#### Record extracts:
########################################

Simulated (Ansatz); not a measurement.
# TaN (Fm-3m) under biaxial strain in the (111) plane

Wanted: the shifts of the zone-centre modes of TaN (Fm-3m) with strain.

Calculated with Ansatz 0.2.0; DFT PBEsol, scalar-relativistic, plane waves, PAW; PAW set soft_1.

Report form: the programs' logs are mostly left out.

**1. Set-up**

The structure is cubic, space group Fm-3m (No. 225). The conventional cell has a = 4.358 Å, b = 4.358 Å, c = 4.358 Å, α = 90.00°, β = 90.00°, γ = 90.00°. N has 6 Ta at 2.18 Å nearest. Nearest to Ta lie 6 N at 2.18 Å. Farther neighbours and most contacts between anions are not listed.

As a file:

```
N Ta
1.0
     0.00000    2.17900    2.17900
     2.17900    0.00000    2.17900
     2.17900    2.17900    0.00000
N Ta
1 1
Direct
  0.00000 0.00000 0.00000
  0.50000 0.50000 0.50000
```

########################################

#### Task item:
Above are the records; retype every one exactly.

#### Task solution:
Simulated (Ansatz); not a measurement.
# TaN (Fm-3m) under biaxial strain in the (111) plane

Wanted: the shifts of the zone-centre modes of TaN (Fm-3m) with strain.

Calculated with Ansatz 0.2.0; DFT PBEsol, scalar-relativistic, plane waves, PAW; PAW set soft_1.

Report form: the programs' logs are mostly left out.

**1. Set-up**

The structure is cubic, space group Fm-3m (No. 225). The conventional cell has a = 4.358 Å, b = 4.358 Å, c = 4.358 Å, α = 90.00°, β = 90.00°, γ = 90.00°. N has 6 Ta at 2.18 Å nearest. Nearest to Ta lie 6 N at 2.18 Å. Farther neighbours and most contacts between anions are not listed.

As a file:

```
N Ta
1.0
     0.00000    2.17900    2.17900
     2.17900    0.00000    2.17900
     2.17900    2.17900    0.00000
N Ta
1 1
Direct
  0.00000 0.00000 0.00000
  0.50000 0.50000 0.50000
```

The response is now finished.